- - - - - - -

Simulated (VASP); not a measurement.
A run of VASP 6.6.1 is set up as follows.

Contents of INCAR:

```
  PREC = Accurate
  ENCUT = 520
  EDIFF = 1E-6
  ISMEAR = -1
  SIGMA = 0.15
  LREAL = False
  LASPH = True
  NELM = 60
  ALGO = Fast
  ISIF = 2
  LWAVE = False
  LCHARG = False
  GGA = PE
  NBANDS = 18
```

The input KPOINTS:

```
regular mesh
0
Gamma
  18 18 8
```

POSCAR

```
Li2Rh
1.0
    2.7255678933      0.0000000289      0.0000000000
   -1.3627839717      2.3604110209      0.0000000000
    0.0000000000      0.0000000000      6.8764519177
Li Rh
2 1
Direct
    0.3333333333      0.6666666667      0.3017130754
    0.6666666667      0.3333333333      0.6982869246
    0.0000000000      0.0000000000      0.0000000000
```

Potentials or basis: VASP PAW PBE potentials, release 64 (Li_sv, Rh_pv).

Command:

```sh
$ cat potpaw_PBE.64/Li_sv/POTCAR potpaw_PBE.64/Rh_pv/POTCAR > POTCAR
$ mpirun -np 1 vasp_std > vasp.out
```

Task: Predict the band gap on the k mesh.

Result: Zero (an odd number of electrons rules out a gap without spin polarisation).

- - - - - - -

Work task => Copy out the listing above, line by line and exactly, from its first line to the line holding "Task: Predict the band gap on the k mesh.", inclusive.

Your response =>
Simulated (VASP); not a measurement.
A run of VASP 6.6.1 is set up as follows.

Contents of INCAR:

```
  PREC = Accurate
  ENCUT = 520
  EDIFF = 1E-6
  ISMEAR = -1
  SIGMA = 0.15
  LREAL = False
  LASPH = True
  NELM = 60
  ALGO = Fast
  ISIF = 2
  LWAVE = False
  LCHARG = False
  GGA = PE
  NBANDS = 18
```

The input KPOINTS:

```
regular mesh
0
Gamma
  18 18 8
```

POSCAR

```
Li2Rh
1.0
    2.7255678933      0.0000000289      0.0000000000
   -1.3627839717      2.3604110209      0.0000000000
    0.0000000000      0.0000000000      6.8764519177
Li Rh
2 1
Direct
    0.3333333333      0.6666666667      0.3017130754
    0.6666666667      0.3333333333      0.6982869246
    0.0000000000      0.0000000000      0.0000000000
```

Potentials or basis: VASP PAW PBE potentials, release 64 (Li_sv, Rh_pv).

Command:

```sh
$ cat potpaw_PBE.64/Li_sv/POTCAR potpaw_PBE.64/Rh_pv/POTCAR > POTCAR
$ mpirun -np 1 vasp_std > vasp.out
```

Task: Predict the band gap on the k mesh.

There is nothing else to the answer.